**Work item**
Copying exactly, give the lines in the material below from the one with "Two isomers of C4H6S2Si" to the one with "1.0192 | -2.2169 |", ends included, and nothing besides.

-*-*-

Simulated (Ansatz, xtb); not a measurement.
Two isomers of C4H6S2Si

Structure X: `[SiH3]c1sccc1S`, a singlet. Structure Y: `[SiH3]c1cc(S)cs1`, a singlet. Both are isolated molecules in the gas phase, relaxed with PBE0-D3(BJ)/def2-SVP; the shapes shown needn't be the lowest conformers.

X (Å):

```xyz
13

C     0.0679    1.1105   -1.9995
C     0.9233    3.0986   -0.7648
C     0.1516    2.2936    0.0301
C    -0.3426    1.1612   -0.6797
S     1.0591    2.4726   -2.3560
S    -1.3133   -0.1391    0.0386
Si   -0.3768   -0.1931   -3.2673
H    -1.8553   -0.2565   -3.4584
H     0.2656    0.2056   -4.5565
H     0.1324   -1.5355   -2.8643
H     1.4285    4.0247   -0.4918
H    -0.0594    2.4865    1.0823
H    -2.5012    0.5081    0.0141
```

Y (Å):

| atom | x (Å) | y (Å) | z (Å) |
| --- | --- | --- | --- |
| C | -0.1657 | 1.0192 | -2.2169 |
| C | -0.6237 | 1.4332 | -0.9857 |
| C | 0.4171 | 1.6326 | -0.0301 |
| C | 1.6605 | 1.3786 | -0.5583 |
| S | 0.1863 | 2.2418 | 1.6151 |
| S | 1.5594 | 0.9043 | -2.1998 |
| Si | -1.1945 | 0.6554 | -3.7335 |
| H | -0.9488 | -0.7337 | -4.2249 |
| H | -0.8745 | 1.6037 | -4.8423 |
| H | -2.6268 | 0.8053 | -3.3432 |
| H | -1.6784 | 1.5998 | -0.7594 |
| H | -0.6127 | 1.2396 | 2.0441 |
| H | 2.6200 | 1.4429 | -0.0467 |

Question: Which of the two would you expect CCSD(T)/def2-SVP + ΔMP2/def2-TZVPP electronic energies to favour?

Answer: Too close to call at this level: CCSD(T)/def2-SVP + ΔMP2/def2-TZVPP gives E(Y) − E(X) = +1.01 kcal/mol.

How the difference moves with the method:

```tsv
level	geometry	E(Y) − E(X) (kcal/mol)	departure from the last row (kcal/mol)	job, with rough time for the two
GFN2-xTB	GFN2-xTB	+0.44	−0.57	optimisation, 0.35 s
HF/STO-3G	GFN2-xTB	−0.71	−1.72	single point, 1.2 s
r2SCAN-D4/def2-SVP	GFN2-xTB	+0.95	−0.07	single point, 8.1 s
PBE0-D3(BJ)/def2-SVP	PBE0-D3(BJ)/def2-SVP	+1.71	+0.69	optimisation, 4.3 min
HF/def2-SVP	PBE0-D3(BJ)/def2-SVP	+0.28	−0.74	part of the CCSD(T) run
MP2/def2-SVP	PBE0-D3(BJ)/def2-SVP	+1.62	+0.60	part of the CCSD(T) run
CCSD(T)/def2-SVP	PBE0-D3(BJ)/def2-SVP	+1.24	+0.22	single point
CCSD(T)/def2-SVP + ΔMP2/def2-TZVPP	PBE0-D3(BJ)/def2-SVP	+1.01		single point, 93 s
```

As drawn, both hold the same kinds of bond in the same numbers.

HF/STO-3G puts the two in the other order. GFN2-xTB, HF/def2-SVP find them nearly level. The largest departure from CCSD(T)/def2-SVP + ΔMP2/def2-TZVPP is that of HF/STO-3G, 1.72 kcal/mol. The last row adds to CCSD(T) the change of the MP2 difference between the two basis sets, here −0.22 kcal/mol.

-*-*-

**Answer section**
Two isomers of C4H6S2Si

Structure X: `[SiH3]c1sccc1S`, a singlet. Structure Y: `[SiH3]c1cc(S)cs1`, a singlet. Both are isolated molecules in the gas phase, relaxed with PBE0-D3(BJ)/def2-SVP; the shapes shown needn't be the lowest conformers.

X (Å):

```xyz
13

C     0.0679    1.1105   -1.9995
C     0.9233    3.0986   -0.7648
C     0.1516    2.2936    0.0301
C    -0.3426    1.1612   -0.6797
S     1.0591    2.4726   -2.3560
S    -1.3133   -0.1391    0.0386
Si   -0.3768   -0.1931   -3.2673
H    -1.8553   -0.2565   -3.4584
H     0.2656    0.2056   -4.5565
H     0.1324   -1.5355   -2.8643
H     1.4285    4.0247   -0.4918
H    -0.0594    2.4865    1.0823
H    -2.5012    0.5081    0.0141
```

Y (Å):

| atom | x (Å) | y (Å) | z (Å) |
| --- | --- | --- | --- |
| C | -0.1657 | 1.0192 | -2.2169 |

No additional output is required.